◆ Task item ◆
Provide the material again, with every line intact and exact.

-------

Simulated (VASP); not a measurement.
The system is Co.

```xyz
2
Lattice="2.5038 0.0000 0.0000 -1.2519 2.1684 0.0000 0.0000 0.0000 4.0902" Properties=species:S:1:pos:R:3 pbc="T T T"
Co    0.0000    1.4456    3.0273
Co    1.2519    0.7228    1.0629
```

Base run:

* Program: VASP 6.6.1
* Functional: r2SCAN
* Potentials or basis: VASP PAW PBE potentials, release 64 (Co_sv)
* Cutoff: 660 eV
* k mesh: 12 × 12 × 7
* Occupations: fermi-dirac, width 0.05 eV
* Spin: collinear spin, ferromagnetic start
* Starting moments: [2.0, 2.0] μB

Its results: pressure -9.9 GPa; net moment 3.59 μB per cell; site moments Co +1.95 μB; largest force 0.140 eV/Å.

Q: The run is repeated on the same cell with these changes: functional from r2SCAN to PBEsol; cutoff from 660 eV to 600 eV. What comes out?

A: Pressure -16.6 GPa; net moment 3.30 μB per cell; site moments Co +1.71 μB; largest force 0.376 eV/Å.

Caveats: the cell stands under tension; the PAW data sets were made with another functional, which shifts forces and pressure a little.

-------

◆ Task output ◆
Simulated (VASP); not a measurement.
The system is Co.

```xyz
2
Lattice="2.5038 0.0000 0.0000 -1.2519 2.1684 0.0000 0.0000 0.0000 4.0902" Properties=species:S:1:pos:R:3 pbc="T T T"
Co    0.0000    1.4456    3.0273
Co    1.2519    0.7228    1.0629
```

Base run:

* Program: VASP 6.6.1
* Functional: r2SCAN
* Potentials or basis: VASP PAW PBE potentials, release 64 (Co_sv)
* Cutoff: 660 eV
* k mesh: 12 × 12 × 7
* Occupations: fermi-dirac, width 0.05 eV
* Spin: collinear spin, ferromagnetic start
* Starting moments: [2.0, 2.0] μB

Its results: pressure -9.9 GPa; net moment 3.59 μB per cell; site moments Co +1.95 μB; largest force 0.140 eV/Å.

Q: The run is repeated on the same cell with these changes: functional from r2SCAN to PBEsol; cutoff from 660 eV to 600 eV. What comes out?

A: Pressure -16.6 GPa; net moment 3.30 μB per cell; site moments Co +1.71 μB; largest force 0.376 eV/Å.

Caveats: the cell stands under tension; the PAW data sets were made with another functional, which shifts forces and pressure a little.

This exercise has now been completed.